Everything from the first line of the records below through the line containing "waves, PAW |" is to be retyped exactly; leave out the rest.

++++

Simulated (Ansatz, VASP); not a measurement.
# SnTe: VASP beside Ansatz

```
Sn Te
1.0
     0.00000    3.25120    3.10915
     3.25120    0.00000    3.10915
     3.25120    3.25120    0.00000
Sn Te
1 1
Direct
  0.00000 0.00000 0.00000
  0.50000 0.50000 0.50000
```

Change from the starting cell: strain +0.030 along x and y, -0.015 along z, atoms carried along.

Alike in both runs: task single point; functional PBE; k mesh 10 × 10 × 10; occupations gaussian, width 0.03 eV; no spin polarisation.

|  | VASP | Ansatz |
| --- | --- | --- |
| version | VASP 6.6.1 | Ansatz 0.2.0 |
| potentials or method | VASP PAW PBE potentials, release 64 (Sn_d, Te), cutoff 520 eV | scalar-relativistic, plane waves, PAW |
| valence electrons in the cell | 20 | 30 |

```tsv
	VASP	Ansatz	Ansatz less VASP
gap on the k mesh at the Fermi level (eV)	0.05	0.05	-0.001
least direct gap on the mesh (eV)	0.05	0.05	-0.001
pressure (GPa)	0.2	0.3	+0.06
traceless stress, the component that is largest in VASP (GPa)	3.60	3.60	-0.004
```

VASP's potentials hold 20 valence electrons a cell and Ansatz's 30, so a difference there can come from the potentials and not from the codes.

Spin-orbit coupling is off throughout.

++++

▶ _Task solution_
Simulated (Ansatz, VASP); not a measurement.
# SnTe: VASP beside Ansatz

```
Sn Te
1.0
     0.00000    3.25120    3.10915
     3.25120    0.00000    3.10915
     3.25120    3.25120    0.00000
Sn Te
1 1
Direct
  0.00000 0.00000 0.00000
  0.50000 0.50000 0.50000
```

Change from the starting cell: strain +0.030 along x and y, -0.015 along z, atoms carried along.

Alike in both runs: task single point; functional PBE; k mesh 10 × 10 × 10; occupations gaussian, width 0.03 eV; no spin polarisation.

|  | VASP | Ansatz |
| --- | --- | --- |
| version | VASP 6.6.1 | Ansatz 0.2.0 |
| potentials or method | VASP PAW PBE potentials, release 64 (Sn_d, Te), cutoff 520 eV | scalar-relativistic, plane waves, PAW |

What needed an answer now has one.